_BRIEF_
Taking the entries below from the top, restate each line exactly and end with the line containing "Levels and slopes".

(DATA FOR REVIEW begins)

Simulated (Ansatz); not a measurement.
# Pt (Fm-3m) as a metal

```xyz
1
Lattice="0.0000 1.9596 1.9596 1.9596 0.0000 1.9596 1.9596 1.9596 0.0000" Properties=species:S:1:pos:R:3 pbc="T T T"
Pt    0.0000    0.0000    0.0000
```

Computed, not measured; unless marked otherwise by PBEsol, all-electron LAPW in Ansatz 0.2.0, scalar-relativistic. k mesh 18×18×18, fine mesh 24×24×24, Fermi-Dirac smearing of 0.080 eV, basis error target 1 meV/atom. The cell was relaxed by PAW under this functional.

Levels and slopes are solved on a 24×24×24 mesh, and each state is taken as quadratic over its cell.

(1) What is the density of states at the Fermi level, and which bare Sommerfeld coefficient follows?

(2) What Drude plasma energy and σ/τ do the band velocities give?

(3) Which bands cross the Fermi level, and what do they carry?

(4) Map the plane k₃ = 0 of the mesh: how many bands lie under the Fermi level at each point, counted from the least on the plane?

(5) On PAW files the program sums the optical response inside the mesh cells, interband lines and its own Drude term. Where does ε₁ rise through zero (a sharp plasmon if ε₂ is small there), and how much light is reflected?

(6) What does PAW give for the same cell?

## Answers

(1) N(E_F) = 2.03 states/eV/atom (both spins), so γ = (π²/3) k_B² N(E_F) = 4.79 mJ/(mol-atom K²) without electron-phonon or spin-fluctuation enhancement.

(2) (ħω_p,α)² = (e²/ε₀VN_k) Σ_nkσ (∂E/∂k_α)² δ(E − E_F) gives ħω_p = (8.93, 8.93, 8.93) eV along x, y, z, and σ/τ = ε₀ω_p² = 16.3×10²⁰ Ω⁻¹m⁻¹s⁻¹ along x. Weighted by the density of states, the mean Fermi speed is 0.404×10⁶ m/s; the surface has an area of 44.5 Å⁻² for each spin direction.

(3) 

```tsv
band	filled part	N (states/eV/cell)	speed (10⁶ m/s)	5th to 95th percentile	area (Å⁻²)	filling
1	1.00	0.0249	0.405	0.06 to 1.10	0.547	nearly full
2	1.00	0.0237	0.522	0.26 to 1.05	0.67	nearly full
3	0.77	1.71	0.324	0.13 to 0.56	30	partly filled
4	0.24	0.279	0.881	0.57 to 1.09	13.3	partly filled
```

(DATA FOR REVIEW ends)

_EXERCISE OUTPUT_
Simulated (Ansatz); not a measurement.
# Pt (Fm-3m) as a metal

```xyz
1
Lattice="0.0000 1.9596 1.9596 1.9596 0.0000 1.9596 1.9596 1.9596 0.0000" Properties=species:S:1:pos:R:3 pbc="T T T"
Pt    0.0000    0.0000    0.0000
```

Computed, not measured; unless marked otherwise by PBEsol, all-electron LAPW in Ansatz 0.2.0, scalar-relativistic. k mesh 18×18×18, fine mesh 24×24×24, Fermi-Dirac smearing of 0.080 eV, basis error target 1 meV/atom. The cell was relaxed by PAW under this functional.

Levels and slopes are solved on a 24×24×24 mesh, and each state is taken as quadratic over its cell.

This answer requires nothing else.